Work item:
The reply to the records below should contain exactly the lines from the line with "Method: PBE, PAW, 420" through the line with "The volume per", and nothing besides.

Dataset: Begin

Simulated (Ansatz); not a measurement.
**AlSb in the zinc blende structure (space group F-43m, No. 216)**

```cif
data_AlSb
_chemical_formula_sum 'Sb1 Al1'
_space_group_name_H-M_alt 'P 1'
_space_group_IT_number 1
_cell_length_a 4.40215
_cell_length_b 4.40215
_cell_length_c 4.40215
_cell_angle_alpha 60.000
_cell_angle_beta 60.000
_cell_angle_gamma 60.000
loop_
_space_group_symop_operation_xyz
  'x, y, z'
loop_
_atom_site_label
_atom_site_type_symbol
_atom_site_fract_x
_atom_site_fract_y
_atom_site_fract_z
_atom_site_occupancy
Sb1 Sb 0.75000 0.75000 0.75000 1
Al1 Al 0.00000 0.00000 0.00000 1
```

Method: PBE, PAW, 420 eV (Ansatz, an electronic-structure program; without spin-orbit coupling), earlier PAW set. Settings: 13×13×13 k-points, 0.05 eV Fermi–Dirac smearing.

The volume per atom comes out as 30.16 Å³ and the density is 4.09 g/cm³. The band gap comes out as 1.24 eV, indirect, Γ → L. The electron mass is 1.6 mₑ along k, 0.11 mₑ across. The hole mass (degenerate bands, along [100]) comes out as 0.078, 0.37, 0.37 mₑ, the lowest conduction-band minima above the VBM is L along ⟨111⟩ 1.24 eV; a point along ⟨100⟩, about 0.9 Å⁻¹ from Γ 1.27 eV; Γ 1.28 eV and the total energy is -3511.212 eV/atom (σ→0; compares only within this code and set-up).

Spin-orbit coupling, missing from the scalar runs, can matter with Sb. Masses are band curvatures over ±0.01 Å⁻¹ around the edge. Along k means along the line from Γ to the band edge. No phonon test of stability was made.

Dataset: End

Answer area:
Method: PBE, PAW, 420 eV (Ansatz, an electronic-structure program; without spin-orbit coupling), earlier PAW set. Settings: 13×13×13 k-points, 0.05 eV Fermi–Dirac smearing.

The volume per atom comes out as 30.16 Å³ and the density is 4.09 g/cm³. The band gap comes out as 1.24 eV, indirect, Γ → L. The electron mass is 1.6 mₑ along k, 0.11 mₑ across. The hole mass (degenerate bands, along [100]) comes out as 0.078, 0.37, 0.37 mₑ, the lowest conduction-band minima above the VBM is L along ⟨111⟩ 1.24 eV; a point along ⟨100⟩, about 0.9 Å⁻¹ from Γ 1.27 eV; Γ 1.28 eV and the total energy is -3511.212 eV/atom (σ→0; compares only within this code and set-up).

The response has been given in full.